[EXCERPTED DATA Boundary: Start]

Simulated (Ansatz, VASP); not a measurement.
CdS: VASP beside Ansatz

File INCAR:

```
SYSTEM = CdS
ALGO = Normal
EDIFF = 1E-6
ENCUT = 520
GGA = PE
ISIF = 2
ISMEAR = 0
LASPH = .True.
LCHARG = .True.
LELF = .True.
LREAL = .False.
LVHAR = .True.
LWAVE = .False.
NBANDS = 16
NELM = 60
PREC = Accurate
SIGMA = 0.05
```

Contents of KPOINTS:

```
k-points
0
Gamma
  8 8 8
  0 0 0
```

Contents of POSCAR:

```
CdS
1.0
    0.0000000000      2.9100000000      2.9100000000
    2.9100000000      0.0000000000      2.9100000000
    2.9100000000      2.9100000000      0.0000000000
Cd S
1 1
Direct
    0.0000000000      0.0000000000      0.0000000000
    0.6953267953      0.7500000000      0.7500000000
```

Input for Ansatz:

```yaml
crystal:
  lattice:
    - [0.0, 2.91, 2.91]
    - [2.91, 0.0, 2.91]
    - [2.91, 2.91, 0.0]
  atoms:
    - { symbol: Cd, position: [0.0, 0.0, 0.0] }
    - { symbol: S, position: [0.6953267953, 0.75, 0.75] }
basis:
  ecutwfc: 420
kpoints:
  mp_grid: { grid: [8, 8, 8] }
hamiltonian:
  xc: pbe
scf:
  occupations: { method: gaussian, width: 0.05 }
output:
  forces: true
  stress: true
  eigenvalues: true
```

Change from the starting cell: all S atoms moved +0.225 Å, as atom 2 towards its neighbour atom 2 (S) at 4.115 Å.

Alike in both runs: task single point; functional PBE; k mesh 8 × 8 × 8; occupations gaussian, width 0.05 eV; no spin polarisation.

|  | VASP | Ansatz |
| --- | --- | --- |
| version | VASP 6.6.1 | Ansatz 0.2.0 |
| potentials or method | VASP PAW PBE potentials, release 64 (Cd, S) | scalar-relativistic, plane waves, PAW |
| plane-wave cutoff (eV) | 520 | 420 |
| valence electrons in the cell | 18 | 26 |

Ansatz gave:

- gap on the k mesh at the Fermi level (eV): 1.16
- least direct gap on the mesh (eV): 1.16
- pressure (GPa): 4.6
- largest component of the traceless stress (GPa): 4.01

[EXCERPTED DATA Boundary: End]

What is needed is an exact repetition of the lines from the first line of the records through the line containing "waves, PAW |", both ends included, and nothing more.

## EXERCISE ANSWER
Simulated (Ansatz, VASP); not a measurement.
CdS: VASP beside Ansatz

File INCAR:

```
SYSTEM = CdS
ALGO = Normal
EDIFF = 1E-6
ENCUT = 520
GGA = PE
ISIF = 2
ISMEAR = 0
LASPH = .True.
LCHARG = .True.
LELF = .True.
LREAL = .False.
LVHAR = .True.
LWAVE = .False.
NBANDS = 16
NELM = 60
PREC = Accurate
SIGMA = 0.05
```

Contents of KPOINTS:

```
k-points
0
Gamma
  8 8 8
  0 0 0
```

Contents of POSCAR:

```
CdS
1.0
    0.0000000000      2.9100000000      2.9100000000
    2.9100000000      0.0000000000      2.9100000000
    2.9100000000      2.9100000000      0.0000000000
Cd S
1 1
Direct
    0.0000000000      0.0000000000      0.0000000000
    0.6953267953      0.7500000000      0.7500000000
```

Input for Ansatz:

```yaml
crystal:
  lattice:
    - [0.0, 2.91, 2.91]
    - [2.91, 0.0, 2.91]
    - [2.91, 2.91, 0.0]
  atoms:
    - { symbol: Cd, position: [0.0, 0.0, 0.0] }
    - { symbol: S, position: [0.6953267953, 0.75, 0.75] }
basis:
  ecutwfc: 420
kpoints:
  mp_grid: { grid: [8, 8, 8] }
hamiltonian:
  xc: pbe
scf:
  occupations: { method: gaussian, width: 0.05 }
output:
  forces: true
  stress: true
  eigenvalues: true
```

Change from the starting cell: all S atoms moved +0.225 Å, as atom 2 towards its neighbour atom 2 (S) at 4.115 Å.

Alike in both runs: task single point; functional PBE; k mesh 8 × 8 × 8; occupations gaussian, width 0.05 eV; no spin polarisation.

|  | VASP | Ansatz |
| --- | --- | --- |
| version | VASP 6.6.1 | Ansatz 0.2.0 |
| potentials or method | VASP PAW PBE potentials, release 64 (Cd, S) | scalar-relativistic, plane waves, PAW |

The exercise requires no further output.